> _DATASET CONTENT_
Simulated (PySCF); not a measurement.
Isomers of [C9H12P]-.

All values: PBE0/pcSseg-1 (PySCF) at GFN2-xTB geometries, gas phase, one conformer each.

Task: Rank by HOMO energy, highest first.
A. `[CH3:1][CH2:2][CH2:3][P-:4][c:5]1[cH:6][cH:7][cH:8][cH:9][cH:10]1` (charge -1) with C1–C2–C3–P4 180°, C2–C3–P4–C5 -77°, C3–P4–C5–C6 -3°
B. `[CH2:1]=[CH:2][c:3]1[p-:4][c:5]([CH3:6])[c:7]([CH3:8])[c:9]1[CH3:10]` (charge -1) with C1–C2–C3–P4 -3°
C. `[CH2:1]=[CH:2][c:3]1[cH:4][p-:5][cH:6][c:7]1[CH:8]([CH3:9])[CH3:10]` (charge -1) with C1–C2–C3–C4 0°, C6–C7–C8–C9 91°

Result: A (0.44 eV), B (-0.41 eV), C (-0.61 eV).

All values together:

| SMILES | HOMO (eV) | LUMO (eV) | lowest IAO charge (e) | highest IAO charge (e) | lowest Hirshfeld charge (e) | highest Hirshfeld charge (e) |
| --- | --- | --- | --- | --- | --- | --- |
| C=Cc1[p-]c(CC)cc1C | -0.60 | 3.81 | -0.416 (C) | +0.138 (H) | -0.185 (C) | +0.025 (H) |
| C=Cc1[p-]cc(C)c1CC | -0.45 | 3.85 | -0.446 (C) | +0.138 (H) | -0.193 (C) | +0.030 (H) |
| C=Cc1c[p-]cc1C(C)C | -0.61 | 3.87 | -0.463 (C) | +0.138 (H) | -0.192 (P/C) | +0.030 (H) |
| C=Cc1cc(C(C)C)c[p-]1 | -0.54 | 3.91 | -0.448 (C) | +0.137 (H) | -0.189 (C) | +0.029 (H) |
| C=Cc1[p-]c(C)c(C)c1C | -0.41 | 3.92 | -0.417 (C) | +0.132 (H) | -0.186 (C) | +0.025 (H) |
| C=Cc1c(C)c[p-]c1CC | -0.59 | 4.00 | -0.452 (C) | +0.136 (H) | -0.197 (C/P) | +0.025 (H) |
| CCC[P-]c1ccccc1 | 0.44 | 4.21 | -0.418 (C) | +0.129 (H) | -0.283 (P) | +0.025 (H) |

> _ACTION ITEM_
Only the lines from the one containing "0°, C6–C7–C8–C9 91°" through the one containing "(C) | +0.030 (H) |" are to be retyped, both boundary lines included, with no other material.

> _RESPONSE BOX_
C. `[CH2:1]=[CH:2][c:3]1[cH:4][p-:5][cH:6][c:7]1[CH:8]([CH3:9])[CH3:10]` (charge -1) with C1–C2–C3–C4 0°, C6–C7–C8–C9 91°

Result: A (0.44 eV), B (-0.41 eV), C (-0.61 eV).

All values together:

| SMILES | HOMO (eV) | LUMO (eV) | lowest IAO charge (e) | highest IAO charge (e) | lowest Hirshfeld charge (e) | highest Hirshfeld charge (e) |
| --- | --- | --- | --- | --- | --- | --- |
| C=Cc1[p-]c(CC)cc1C | -0.60 | 3.81 | -0.416 (C) | +0.138 (H) | -0.185 (C) | +0.025 (H) |
| C=Cc1[p-]cc(C)c1CC | -0.45 | 3.85 | -0.446 (C) | +0.138 (H) | -0.193 (C) | +0.030 (H) |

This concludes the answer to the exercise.